►
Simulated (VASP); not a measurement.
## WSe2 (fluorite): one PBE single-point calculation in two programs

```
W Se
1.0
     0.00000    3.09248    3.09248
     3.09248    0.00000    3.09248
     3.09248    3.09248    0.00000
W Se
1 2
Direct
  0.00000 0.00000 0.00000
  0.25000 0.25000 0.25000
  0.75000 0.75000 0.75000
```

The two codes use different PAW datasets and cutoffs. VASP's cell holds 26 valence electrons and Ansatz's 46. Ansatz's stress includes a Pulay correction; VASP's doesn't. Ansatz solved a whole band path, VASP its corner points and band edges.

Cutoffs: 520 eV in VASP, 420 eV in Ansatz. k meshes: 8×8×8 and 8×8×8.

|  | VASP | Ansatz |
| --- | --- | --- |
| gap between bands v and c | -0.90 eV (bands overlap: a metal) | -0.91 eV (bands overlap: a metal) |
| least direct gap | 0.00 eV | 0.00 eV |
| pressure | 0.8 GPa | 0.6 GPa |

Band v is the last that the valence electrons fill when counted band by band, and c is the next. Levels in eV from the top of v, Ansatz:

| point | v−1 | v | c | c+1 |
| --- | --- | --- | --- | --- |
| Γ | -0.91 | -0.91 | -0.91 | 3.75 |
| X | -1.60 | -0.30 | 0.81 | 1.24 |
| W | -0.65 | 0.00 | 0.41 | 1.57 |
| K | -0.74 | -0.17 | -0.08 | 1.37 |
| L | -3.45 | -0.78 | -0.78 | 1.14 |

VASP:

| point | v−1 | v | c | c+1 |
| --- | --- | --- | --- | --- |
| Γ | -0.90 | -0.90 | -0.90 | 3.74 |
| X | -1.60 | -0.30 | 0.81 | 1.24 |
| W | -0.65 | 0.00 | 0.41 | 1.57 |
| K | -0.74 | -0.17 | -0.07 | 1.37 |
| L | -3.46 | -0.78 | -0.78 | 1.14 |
◄

## [WORK ORDER]
In the material above, locate the line containing "-0.91 eV (bands overlap: a metal) |" and the line containing "-0.07 | 1.37 |". Transcribe exactly those two lines and every line between them, and nothing more.

## [TASK RESULT]
| gap between bands v and c | -0.90 eV (bands overlap: a metal) | -0.91 eV (bands overlap: a metal) |
| least direct gap | 0.00 eV | 0.00 eV |
| pressure | 0.8 GPa | 0.6 GPa |

Band v is the last that the valence electrons fill when counted band by band, and c is the next. Levels in eV from the top of v, Ansatz:

| point | v−1 | v | c | c+1 |
| --- | --- | --- | --- | --- |
| Γ | -0.91 | -0.91 | -0.91 | 3.75 |
| X | -1.60 | -0.30 | 0.81 | 1.24 |
| W | -0.65 | 0.00 | 0.41 | 1.57 |
| K | -0.74 | -0.17 | -0.08 | 1.37 |
| L | -3.45 | -0.78 | -0.78 | 1.14 |

VASP:

| point | v−1 | v | c | c+1 |
| --- | --- | --- | --- | --- |
| Γ | -0.90 | -0.90 | -0.90 | 3.74 |
| X | -1.60 | -0.30 | 0.81 | 1.24 |
| W | -0.65 | 0.00 | 0.41 | 1.57 |
| K | -0.74 | -0.17 | -0.07 | 1.37 |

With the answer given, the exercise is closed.